Provided material
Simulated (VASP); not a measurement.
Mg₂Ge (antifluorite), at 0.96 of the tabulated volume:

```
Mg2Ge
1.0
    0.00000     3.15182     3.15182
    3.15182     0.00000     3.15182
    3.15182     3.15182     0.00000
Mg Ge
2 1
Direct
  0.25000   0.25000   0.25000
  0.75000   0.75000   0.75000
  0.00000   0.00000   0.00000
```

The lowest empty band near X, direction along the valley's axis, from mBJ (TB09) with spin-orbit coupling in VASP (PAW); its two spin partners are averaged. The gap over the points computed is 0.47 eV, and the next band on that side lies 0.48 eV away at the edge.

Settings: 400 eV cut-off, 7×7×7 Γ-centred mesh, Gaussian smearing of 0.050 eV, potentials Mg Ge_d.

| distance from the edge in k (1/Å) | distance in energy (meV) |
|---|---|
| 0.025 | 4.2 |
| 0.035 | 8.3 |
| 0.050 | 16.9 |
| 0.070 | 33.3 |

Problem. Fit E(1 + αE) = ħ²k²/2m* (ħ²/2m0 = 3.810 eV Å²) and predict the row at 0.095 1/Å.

Assigned task
Copy out the entries above without altering a single character.

Response area
Simulated (VASP); not a measurement.
Mg₂Ge (antifluorite), at 0.96 of the tabulated volume:

```
Mg2Ge
1.0
    0.00000     3.15182     3.15182
    3.15182     0.00000     3.15182
    3.15182     3.15182     0.00000
Mg Ge
2 1
Direct
  0.25000   0.25000   0.25000
  0.75000   0.75000   0.75000
  0.00000   0.00000   0.00000
```

The lowest empty band near X, direction along the valley's axis, from mBJ (TB09) with spin-orbit coupling in VASP (PAW); its two spin partners are averaged. The gap over the points computed is 0.47 eV, and the next band on that side lies 0.48 eV away at the edge.

Settings: 400 eV cut-off, 7×7×7 Γ-centred mesh, Gaussian smearing of 0.050 eV, potentials Mg Ge_d.

| distance from the edge in k (1/Å) | distance in energy (meV) |
|---|---|
| 0.025 | 4.2 |
| 0.035 | 8.3 |
| 0.050 | 16.9 |
| 0.070 | 33.3 |

Problem. Fit E(1 + αE) = ħ²k²/2m* (ħ²/2m0 = 3.810 eV Å²) and predict the row at 0.095 1/Å.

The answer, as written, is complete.